## RAW DATA
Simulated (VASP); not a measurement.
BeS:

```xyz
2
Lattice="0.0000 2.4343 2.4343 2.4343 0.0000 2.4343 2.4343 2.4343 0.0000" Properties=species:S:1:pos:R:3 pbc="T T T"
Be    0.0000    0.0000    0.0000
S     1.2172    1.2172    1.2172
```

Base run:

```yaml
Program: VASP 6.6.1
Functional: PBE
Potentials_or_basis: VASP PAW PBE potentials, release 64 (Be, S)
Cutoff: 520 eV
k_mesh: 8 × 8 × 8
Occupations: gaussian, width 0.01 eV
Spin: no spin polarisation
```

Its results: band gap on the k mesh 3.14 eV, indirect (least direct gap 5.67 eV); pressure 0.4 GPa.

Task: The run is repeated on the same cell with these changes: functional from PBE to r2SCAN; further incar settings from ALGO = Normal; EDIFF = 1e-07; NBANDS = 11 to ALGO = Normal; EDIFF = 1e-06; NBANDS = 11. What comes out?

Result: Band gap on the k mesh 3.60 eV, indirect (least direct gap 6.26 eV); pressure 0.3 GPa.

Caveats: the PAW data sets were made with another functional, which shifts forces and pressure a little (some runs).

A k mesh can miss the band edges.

## REQUIREMENT
Quote verbatim the opening lines of the listing above, ending with the line where "Caveats: the PAW" appears; include both endpoints and nothing more.

## EXERCISE SOLUTION
Simulated (VASP); not a measurement.
BeS:

```xyz
2
Lattice="0.0000 2.4343 2.4343 2.4343 0.0000 2.4343 2.4343 2.4343 0.0000" Properties=species:S:1:pos:R:3 pbc="T T T"
Be    0.0000    0.0000    0.0000
S     1.2172    1.2172    1.2172
```

Base run:

```yaml
Program: VASP 6.6.1
Functional: PBE
Potentials_or_basis: VASP PAW PBE potentials, release 64 (Be, S)
Cutoff: 520 eV
k_mesh: 8 × 8 × 8
Occupations: gaussian, width 0.01 eV
Spin: no spin polarisation
```

Its results: band gap on the k mesh 3.14 eV, indirect (least direct gap 5.67 eV); pressure 0.4 GPa.

Task: The run is repeated on the same cell with these changes: functional from PBE to r2SCAN; further incar settings from ALGO = Normal; EDIFF = 1e-07; NBANDS = 11 to ALGO = Normal; EDIFF = 1e-06; NBANDS = 11. What comes out?

Result: Band gap on the k mesh 3.60 eV, indirect (least direct gap 6.26 eV); pressure 0.3 GPa.

Caveats: the PAW data sets were made with another functional, which shifts forces and pressure a little (some runs).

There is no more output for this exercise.